[Material supplied]

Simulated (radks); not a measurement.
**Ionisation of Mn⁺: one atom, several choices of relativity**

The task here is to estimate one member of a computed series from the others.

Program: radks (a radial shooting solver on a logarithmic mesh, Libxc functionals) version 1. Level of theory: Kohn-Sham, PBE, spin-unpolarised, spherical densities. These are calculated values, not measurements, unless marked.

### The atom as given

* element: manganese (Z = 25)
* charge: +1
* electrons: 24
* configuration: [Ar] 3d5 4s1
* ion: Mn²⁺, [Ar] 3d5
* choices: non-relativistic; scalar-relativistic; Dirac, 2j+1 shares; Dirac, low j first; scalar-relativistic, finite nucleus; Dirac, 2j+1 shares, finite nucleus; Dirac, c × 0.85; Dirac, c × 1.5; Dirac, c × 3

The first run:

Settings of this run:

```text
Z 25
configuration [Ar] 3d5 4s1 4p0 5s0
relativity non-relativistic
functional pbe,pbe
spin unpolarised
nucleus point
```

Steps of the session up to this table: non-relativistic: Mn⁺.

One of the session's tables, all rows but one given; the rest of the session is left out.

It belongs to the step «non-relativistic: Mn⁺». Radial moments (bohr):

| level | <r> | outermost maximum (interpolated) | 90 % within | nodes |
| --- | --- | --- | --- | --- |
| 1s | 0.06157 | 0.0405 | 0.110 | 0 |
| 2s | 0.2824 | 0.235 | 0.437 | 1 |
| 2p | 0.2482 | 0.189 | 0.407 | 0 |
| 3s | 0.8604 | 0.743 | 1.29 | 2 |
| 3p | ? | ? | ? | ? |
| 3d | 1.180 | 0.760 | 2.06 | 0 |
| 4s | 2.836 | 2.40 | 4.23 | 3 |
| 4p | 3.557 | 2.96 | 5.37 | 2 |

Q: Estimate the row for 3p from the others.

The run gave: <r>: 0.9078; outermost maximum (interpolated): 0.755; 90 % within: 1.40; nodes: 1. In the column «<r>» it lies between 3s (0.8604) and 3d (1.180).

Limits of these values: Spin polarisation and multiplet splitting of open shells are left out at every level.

[/Material supplied]

*Work item*. From the records above, print exactly the lines that run from the line with "The task here" to the line with "0.437 | 1 |", inclusive.

*Exercise answer*.
The task here is to estimate one member of a computed series from the others.

Program: radks (a radial shooting solver on a logarithmic mesh, Libxc functionals) version 1. Level of theory: Kohn-Sham, PBE, spin-unpolarised, spherical densities. These are calculated values, not measurements, unless marked.

### The atom as given

* element: manganese (Z = 25)
* charge: +1
* electrons: 24
* configuration: [Ar] 3d5 4s1
* ion: Mn²⁺, [Ar] 3d5
* choices: non-relativistic; scalar-relativistic; Dirac, 2j+1 shares; Dirac, low j first; scalar-relativistic, finite nucleus; Dirac, 2j+1 shares, finite nucleus; Dirac, c × 0.85; Dirac, c × 1.5; Dirac, c × 3

The first run:

Settings of this run:

```text
Z 25
configuration [Ar] 3d5 4s1 4p0 5s0
relativity non-relativistic
functional pbe,pbe
spin unpolarised
nucleus point
```

Steps of the session up to this table: non-relativistic: Mn⁺.

One of the session's tables, all rows but one given; the rest of the session is left out.

It belongs to the step «non-relativistic: Mn⁺». Radial moments (bohr):

| level | <r> | outermost maximum (interpolated) | 90 % within | nodes |
| --- | --- | --- | --- | --- |
| 1s | 0.06157 | 0.0405 | 0.110 | 0 |
| 2s | 0.2824 | 0.235 | 0.437 | 1 |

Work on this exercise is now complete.